Assignment: Nothing in the records should change; write them all out again.

Entries supplied:
=== Begin Enclosure ===

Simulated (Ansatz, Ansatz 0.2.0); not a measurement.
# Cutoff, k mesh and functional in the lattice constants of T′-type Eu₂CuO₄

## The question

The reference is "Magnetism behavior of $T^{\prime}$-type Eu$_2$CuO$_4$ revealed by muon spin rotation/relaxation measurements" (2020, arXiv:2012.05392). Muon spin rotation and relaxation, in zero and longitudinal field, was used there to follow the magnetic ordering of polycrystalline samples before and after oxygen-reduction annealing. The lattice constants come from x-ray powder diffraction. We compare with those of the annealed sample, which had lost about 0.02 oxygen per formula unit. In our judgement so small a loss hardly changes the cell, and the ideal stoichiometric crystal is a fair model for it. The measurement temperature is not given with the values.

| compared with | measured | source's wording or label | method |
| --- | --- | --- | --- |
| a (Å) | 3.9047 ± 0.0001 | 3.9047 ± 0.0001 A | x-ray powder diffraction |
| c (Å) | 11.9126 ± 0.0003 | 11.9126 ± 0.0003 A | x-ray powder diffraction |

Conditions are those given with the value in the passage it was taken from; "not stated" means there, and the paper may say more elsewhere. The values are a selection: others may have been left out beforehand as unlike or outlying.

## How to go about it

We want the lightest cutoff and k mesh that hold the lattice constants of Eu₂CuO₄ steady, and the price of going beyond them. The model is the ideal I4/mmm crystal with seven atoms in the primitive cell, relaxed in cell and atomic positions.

=== End Enclosure ===

Answer space:
Simulated (Ansatz, Ansatz 0.2.0); not a measurement.
# Cutoff, k mesh and functional in the lattice constants of T′-type Eu₂CuO₄

## The question

The reference is "Magnetism behavior of $T^{\prime}$-type Eu$_2$CuO$_4$ revealed by muon spin rotation/relaxation measurements" (2020, arXiv:2012.05392). Muon spin rotation and relaxation, in zero and longitudinal field, was used there to follow the magnetic ordering of polycrystalline samples before and after oxygen-reduction annealing. The lattice constants come from x-ray powder diffraction. We compare with those of the annealed sample, which had lost about 0.02 oxygen per formula unit. In our judgement so small a loss hardly changes the cell, and the ideal stoichiometric crystal is a fair model for it. The measurement temperature is not given with the values.

| compared with | measured | source's wording or label | method |
| --- | --- | --- | --- |
| a (Å) | 3.9047 ± 0.0001 | 3.9047 ± 0.0001 A | x-ray powder diffraction |
| c (Å) | 11.9126 ± 0.0003 | 11.9126 ± 0.0003 A | x-ray powder diffraction |

Conditions are those given with the value in the passage it was taken from; "not stated" means there, and the paper may say more elsewhere. The values are a selection: others may have been left out beforehand as unlike or outlying.

## How to go about it

We want the lightest cutoff and k mesh that hold the lattice constants of Eu₂CuO₄ steady, and the price of going beyond them. The model is the ideal I4/mmm crystal with seven atoms in the primitive cell, relaxed in cell and atomic positions.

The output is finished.